[Start of section]

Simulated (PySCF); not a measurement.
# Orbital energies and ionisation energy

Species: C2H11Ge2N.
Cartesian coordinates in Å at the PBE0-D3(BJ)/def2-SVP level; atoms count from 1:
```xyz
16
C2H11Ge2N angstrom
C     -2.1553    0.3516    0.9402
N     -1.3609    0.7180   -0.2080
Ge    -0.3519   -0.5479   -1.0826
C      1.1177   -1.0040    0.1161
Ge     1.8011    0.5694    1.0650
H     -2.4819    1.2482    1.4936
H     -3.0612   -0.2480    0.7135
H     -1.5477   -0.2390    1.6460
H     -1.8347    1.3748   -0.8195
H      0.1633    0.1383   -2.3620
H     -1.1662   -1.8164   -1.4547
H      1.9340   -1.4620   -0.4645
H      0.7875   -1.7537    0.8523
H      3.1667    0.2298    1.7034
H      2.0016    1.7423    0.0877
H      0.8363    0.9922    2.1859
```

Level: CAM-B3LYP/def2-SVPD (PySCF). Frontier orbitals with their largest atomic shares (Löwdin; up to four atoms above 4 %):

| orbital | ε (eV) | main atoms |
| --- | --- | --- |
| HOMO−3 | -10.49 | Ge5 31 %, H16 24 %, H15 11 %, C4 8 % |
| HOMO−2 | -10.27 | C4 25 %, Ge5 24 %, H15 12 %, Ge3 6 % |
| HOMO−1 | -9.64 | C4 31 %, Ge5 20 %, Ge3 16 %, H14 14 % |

[End of section]

## Work task
The required output is the entries from their opening line through the line holding "12 %, Ge3 6 % |", repeated exactly, with both end lines kept.

## Solution
Simulated (PySCF); not a measurement.
# Orbital energies and ionisation energy

Species: C2H11Ge2N.
Cartesian coordinates in Å at the PBE0-D3(BJ)/def2-SVP level; atoms count from 1:
```xyz
16
C2H11Ge2N angstrom
C     -2.1553    0.3516    0.9402
N     -1.3609    0.7180   -0.2080
Ge    -0.3519   -0.5479   -1.0826
C      1.1177   -1.0040    0.1161
Ge     1.8011    0.5694    1.0650
H     -2.4819    1.2482    1.4936
H     -3.0612   -0.2480    0.7135
H     -1.5477   -0.2390    1.6460
H     -1.8347    1.3748   -0.8195
H      0.1633    0.1383   -2.3620
H     -1.1662   -1.8164   -1.4547
H      1.9340   -1.4620   -0.4645
H      0.7875   -1.7537    0.8523
H      3.1667    0.2298    1.7034
H      2.0016    1.7423    0.0877
H      0.8363    0.9922    2.1859
```

Level: CAM-B3LYP/def2-SVPD (PySCF). Frontier orbitals with their largest atomic shares (Löwdin; up to four atoms above 4 %):

| orbital | ε (eV) | main atoms |
| --- | --- | --- |
| HOMO−3 | -10.49 | Ge5 31 %, H16 24 %, H15 11 %, C4 8 % |
| HOMO−2 | -10.27 | C4 25 %, Ge5 24 %, H15 12 %, Ge3 6 % |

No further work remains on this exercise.